▶ [GIVEN RECORDS]:
Start of Block
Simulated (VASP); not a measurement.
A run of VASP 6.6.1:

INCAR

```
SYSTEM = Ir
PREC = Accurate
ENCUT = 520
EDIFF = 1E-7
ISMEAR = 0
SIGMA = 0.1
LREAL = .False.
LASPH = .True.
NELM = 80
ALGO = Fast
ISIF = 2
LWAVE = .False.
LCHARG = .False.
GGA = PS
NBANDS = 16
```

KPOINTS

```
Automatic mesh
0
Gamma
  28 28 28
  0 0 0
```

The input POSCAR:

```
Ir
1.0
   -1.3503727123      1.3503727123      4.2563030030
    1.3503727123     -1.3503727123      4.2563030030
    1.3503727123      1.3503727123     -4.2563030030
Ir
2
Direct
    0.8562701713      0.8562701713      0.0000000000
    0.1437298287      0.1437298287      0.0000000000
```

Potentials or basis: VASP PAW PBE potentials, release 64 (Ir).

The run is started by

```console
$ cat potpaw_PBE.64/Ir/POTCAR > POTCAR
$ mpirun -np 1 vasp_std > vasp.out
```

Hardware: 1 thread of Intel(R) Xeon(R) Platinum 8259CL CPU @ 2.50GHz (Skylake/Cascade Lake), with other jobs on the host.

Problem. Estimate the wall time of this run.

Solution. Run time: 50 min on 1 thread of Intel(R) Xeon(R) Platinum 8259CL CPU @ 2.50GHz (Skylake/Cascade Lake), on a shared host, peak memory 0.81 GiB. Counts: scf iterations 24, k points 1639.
End of Block

▶ [REQUIREMENT]: What are the exact lines from the beginning of the material through the line containing "Problem. Estimate the wall time of this run."? Write out those lines alone.

▶ [ANSWER SECTION]:
Simulated (VASP); not a measurement.
A run of VASP 6.6.1:

INCAR

```
SYSTEM = Ir
PREC = Accurate
ENCUT = 520
EDIFF = 1E-7
ISMEAR = 0
SIGMA = 0.1
LREAL = .False.
LASPH = .True.
NELM = 80
ALGO = Fast
ISIF = 2
LWAVE = .False.
LCHARG = .False.
GGA = PS
NBANDS = 16
```

KPOINTS

```
Automatic mesh
0
Gamma
  28 28 28
  0 0 0
```

The input POSCAR:

```
Ir
1.0
   -1.3503727123      1.3503727123      4.2563030030
    1.3503727123     -1.3503727123      4.2563030030
    1.3503727123      1.3503727123     -4.2563030030
Ir
2
Direct
    0.8562701713      0.8562701713      0.0000000000
    0.1437298287      0.1437298287      0.0000000000
```

Potentials or basis: VASP PAW PBE potentials, release 64 (Ir).

The run is started by

```console
$ cat potpaw_PBE.64/Ir/POTCAR > POTCAR
$ mpirun -np 1 vasp_std > vasp.out
```

Hardware: 1 thread of Intel(R) Xeon(R) Platinum 8259CL CPU @ 2.50GHz (Skylake/Cascade Lake), with other jobs on the host.

Problem. Estimate the wall time of this run.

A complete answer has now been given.